* **Action item**: Word for word, retype the records below.

* **Data listing**:
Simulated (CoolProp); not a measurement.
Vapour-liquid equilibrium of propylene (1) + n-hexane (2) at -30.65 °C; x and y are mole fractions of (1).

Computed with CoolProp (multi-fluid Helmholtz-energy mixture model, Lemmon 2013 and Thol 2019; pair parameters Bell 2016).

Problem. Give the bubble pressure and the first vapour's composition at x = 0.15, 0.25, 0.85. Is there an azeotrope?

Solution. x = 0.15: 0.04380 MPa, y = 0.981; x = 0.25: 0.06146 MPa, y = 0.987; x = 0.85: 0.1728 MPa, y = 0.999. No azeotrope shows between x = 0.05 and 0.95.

* **Task response**:
Simulated (CoolProp); not a measurement.
Vapour-liquid equilibrium of propylene (1) + n-hexane (2) at -30.65 °C; x and y are mole fractions of (1).

Computed with CoolProp (multi-fluid Helmholtz-energy mixture model, Lemmon 2013 and Thol 2019; pair parameters Bell 2016).

Problem. Give the bubble pressure and the first vapour's composition at x = 0.15, 0.25, 0.85. Is there an azeotrope?

Solution. x = 0.15: 0.04380 MPa, y = 0.981; x = 0.25: 0.06146 MPa, y = 0.987; x = 0.85: 0.1728 MPa, y = 0.999. No azeotrope shows between x = 0.05 and 0.95.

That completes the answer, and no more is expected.